Print the listing below from its opening line through the line holding "Problem. Estimate the wall time of this run.", both ends included.

########
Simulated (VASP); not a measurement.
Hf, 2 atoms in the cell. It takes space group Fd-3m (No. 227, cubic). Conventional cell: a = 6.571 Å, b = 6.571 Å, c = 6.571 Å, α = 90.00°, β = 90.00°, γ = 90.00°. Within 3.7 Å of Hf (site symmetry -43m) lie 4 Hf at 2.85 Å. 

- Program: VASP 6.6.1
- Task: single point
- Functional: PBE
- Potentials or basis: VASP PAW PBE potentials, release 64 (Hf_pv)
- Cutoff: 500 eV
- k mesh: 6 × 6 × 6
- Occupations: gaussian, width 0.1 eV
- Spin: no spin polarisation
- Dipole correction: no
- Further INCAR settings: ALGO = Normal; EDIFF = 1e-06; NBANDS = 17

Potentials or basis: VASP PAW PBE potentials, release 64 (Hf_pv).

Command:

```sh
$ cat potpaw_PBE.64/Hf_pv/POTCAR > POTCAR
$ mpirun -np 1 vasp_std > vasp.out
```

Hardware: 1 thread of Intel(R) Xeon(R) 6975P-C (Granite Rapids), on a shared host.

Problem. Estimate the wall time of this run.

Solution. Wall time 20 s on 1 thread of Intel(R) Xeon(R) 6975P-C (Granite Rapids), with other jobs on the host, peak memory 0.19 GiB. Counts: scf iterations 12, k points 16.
########

◆ WORKED SOLUTION:
Simulated (VASP); not a measurement.
Hf, 2 atoms in the cell. It takes space group Fd-3m (No. 227, cubic). Conventional cell: a = 6.571 Å, b = 6.571 Å, c = 6.571 Å, α = 90.00°, β = 90.00°, γ = 90.00°. Within 3.7 Å of Hf (site symmetry -43m) lie 4 Hf at 2.85 Å. 

- Program: VASP 6.6.1
- Task: single point
- Functional: PBE
- Potentials or basis: VASP PAW PBE potentials, release 64 (Hf_pv)
- Cutoff: 500 eV
- k mesh: 6 × 6 × 6
- Occupations: gaussian, width 0.1 eV
- Spin: no spin polarisation
- Dipole correction: no
- Further INCAR settings: ALGO = Normal; EDIFF = 1e-06; NBANDS = 17

Potentials or basis: VASP PAW PBE potentials, release 64 (Hf_pv).

Command:

```sh
$ cat potpaw_PBE.64/Hf_pv/POTCAR > POTCAR
$ mpirun -np 1 vasp_std > vasp.out
```

Hardware: 1 thread of Intel(R) Xeon(R) 6975P-C (Granite Rapids), on a shared host.

Problem. Estimate the wall time of this run.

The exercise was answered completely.